- _ASSIGNED TASK_: Among the lines below, copy exactly those from the one with "Question: What is the stress tensor (GPa)?" through the one with "Answer: 23.3 meV/cell.", counting both ends.

__________________________________________________

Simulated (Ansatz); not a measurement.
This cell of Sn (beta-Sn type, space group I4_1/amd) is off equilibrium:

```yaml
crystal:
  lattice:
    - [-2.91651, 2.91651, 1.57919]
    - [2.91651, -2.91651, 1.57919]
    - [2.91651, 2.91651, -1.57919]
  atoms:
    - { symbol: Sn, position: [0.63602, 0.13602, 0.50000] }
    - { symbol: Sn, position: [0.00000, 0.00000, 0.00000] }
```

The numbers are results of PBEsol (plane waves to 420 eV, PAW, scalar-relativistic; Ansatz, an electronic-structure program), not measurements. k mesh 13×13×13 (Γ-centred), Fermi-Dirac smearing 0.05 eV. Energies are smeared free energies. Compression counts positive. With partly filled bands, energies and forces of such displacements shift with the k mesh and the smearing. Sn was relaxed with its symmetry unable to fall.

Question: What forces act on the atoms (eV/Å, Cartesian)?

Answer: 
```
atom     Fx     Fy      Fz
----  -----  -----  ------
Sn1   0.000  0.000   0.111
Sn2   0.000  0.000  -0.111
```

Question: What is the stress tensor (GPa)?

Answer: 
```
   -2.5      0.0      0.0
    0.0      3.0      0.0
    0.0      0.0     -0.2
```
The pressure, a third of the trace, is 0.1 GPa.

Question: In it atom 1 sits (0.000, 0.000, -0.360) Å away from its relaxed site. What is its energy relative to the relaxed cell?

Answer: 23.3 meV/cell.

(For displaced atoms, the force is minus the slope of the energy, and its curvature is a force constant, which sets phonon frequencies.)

__________________________________________________

- _PROBLEM SOLUTION_:
Question: What is the stress tensor (GPa)?

Answer: 
```
   -2.5      0.0      0.0
    0.0      3.0      0.0
    0.0      0.0     -0.2
```
The pressure, a third of the trace, is 0.1 GPa.

Question: In it atom 1 sits (0.000, 0.000, -0.360) Å away from its relaxed site. What is its energy relative to the relaxed cell?

Answer: 23.3 meV/cell.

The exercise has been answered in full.